▸ **Required action**:
For the entries below, the result should be an exact transcription of the lines from the one with "The run is started by" up to and including the one with "Q: Estimate wall", and only those.

--------------------

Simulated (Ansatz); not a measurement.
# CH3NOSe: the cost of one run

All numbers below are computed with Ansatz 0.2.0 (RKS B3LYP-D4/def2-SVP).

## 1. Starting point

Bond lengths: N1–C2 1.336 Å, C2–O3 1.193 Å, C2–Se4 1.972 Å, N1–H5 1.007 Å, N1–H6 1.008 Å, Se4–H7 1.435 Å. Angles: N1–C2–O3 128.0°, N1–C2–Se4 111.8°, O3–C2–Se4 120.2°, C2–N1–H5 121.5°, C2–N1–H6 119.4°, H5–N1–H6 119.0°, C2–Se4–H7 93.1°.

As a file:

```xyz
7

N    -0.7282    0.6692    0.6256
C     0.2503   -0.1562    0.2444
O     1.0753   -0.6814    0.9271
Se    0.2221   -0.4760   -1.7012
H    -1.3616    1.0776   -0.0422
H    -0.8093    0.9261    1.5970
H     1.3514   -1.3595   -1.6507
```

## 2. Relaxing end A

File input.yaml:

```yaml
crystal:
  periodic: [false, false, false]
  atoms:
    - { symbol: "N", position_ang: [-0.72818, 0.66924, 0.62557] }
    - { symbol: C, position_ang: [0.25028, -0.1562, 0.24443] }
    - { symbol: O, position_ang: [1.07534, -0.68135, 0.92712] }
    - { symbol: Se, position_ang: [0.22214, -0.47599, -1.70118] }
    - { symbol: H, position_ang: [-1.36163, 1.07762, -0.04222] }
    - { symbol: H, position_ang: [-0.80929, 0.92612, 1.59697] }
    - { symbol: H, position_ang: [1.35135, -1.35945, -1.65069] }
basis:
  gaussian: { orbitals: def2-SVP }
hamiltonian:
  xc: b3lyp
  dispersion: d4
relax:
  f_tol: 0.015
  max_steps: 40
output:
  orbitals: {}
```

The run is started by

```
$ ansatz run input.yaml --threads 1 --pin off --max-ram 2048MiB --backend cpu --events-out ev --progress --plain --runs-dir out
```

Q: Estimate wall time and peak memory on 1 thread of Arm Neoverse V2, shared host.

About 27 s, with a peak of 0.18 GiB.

--------------------

▸ **Exercise answer**:
The run is started by

```
$ ansatz run input.yaml --threads 1 --pin off --max-ram 2048MiB --backend cpu --events-out ev --progress --plain --runs-dir out
```

Q: Estimate wall time and peak memory on 1 thread of Arm Neoverse V2, shared host.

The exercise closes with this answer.